Task item —
Exact copies of all the entries are needed.

Records provided —
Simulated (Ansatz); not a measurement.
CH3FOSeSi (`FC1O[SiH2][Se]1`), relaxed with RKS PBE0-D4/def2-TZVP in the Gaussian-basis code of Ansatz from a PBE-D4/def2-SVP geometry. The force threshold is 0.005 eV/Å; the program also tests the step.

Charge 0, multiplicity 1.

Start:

Answer section —
Simulated (Ansatz); not a measurement.
CH3FOSeSi (`FC1O[SiH2][Se]1`), relaxed with RKS PBE0-D4/def2-TZVP in the Gaussian-basis code of Ansatz from a PBE-D4/def2-SVP geometry. The force threshold is 0.005 eV/Å; the program also tests the step.

Charge 0, multiplicity 1.

Start:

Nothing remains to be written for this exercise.